#### [Supplied information]
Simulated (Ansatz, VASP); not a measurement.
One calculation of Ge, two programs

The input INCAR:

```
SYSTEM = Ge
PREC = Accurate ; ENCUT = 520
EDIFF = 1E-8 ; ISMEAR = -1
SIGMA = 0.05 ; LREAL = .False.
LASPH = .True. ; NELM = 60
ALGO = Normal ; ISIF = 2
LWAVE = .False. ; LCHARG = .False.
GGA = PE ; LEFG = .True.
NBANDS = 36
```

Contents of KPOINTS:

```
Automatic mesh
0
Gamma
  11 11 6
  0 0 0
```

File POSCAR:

#### [Assigned task]
What is wanted is every line above, written out exactly.

#### [Solution]
Simulated (Ansatz, VASP); not a measurement.
One calculation of Ge, two programs

The input INCAR:

```
SYSTEM = Ge
PREC = Accurate ; ENCUT = 520
EDIFF = 1E-8 ; ISMEAR = -1
SIGMA = 0.05 ; LREAL = .False.
LASPH = .True. ; NELM = 60
ALGO = Normal ; ISIF = 2
LWAVE = .False. ; LCHARG = .False.
GGA = PE ; LEFG = .True.
NBANDS = 36
```

Contents of KPOINTS:

```
Automatic mesh
0
Gamma
  11 11 6
  0 0 0
```

File POSCAR:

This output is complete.